• **Task item**: Scan the records below for the line containing "Program: VASP 6.6.1" and the line containing "At the start: pressure". Copy both, plus every line between, exactly.

• **Excerpted data**:
━━━━━━━━
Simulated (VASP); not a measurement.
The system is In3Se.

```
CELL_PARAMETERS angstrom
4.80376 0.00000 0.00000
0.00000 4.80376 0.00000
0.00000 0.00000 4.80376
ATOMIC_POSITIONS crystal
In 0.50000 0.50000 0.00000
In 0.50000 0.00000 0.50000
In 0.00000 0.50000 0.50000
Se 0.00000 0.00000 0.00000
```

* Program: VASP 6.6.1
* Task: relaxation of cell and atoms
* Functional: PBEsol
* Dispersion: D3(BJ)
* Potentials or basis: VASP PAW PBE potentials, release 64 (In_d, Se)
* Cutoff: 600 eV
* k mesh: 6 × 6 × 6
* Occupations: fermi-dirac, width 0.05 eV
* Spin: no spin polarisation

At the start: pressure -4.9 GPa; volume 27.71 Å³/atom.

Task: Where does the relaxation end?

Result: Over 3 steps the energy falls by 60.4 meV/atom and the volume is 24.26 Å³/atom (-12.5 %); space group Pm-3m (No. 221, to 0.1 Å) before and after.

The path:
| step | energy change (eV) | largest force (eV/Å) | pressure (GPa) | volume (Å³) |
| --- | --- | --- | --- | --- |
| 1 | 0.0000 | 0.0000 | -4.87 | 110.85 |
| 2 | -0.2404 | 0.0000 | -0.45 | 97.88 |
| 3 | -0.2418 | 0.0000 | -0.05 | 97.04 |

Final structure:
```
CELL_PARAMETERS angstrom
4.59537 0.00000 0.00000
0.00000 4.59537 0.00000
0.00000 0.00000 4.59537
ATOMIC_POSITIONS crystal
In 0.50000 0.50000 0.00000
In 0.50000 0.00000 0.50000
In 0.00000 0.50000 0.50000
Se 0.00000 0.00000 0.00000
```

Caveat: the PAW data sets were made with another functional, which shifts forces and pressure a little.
━━━━━━━━

• **Task output**:
* Program: VASP 6.6.1
* Task: relaxation of cell and atoms
* Functional: PBEsol
* Dispersion: D3(BJ)
* Potentials or basis: VASP PAW PBE potentials, release 64 (In_d, Se)
* Cutoff: 600 eV
* k mesh: 6 × 6 × 6
* Occupations: fermi-dirac, width 0.05 eV
* Spin: no spin polarisation

At the start: pressure -4.9 GPa; volume 27.71 Å³/atom.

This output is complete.